Required action:
Word for word, print all of the lines below.

# # # # #

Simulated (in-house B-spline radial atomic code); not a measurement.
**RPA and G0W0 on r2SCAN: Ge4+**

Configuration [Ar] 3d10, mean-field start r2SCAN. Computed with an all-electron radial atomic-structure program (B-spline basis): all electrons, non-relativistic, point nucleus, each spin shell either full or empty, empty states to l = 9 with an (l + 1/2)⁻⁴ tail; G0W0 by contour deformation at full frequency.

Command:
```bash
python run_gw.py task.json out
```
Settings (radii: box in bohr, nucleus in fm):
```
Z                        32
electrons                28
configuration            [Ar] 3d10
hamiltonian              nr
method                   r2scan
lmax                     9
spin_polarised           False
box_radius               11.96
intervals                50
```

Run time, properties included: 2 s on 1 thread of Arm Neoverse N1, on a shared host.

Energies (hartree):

# # # # #

Answer area:
Simulated (in-house B-spline radial atomic code); not a measurement.
**RPA and G0W0 on r2SCAN: Ge4+**

Configuration [Ar] 3d10, mean-field start r2SCAN. Computed with an all-electron radial atomic-structure program (B-spline basis): all electrons, non-relativistic, point nucleus, each spin shell either full or empty, empty states to l = 9 with an (l + 1/2)⁻⁴ tail; G0W0 by contour deformation at full frequency.

Command:
```bash
python run_gw.py task.json out
```
Settings (radii: box in bohr, nucleus in fm):
```
Z                        32
electrons                28
configuration            [Ar] 3d10
hamiltonian              nr
method                   r2scan
lmax                     9
spin_polarised           False
box_radius               11.96
intervals                50
```

Run time, properties included: 2 s on 1 thread of Arm Neoverse N1, on a shared host.

Energies (hartree):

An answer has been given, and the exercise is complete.